[WORK ITEM]: Nothing but the lines from the top of the following entries through the line with "Calculation for Y" should be printed, exactly as they are.

[EXTRACTED INFORMATION]:
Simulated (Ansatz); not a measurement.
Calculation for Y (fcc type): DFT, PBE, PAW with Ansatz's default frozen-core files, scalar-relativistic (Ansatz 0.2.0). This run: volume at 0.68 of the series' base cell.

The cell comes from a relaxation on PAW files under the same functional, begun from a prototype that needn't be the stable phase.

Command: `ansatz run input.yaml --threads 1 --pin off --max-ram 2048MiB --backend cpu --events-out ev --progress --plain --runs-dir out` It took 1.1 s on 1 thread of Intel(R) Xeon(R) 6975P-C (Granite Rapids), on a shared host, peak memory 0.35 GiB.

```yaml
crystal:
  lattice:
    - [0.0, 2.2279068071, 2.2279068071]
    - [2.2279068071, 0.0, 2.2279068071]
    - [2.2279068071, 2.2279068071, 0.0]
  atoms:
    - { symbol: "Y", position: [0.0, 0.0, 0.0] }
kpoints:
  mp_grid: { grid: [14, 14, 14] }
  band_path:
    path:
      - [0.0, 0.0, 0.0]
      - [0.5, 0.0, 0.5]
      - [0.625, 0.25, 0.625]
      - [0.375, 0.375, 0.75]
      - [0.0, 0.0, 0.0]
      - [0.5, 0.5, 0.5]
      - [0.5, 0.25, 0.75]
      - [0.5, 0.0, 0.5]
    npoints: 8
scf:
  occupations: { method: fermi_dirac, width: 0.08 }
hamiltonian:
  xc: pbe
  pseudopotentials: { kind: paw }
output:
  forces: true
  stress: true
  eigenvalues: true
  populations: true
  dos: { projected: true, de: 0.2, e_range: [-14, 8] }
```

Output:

[WRITTEN ANSWER]:
Simulated (Ansatz); not a measurement.
Calculation for Y (fcc type): DFT, PBE, PAW with Ansatz's default frozen-core files, scalar-relativistic (Ansatz 0.2.0). This run: volume at 0.68 of the series' base cell.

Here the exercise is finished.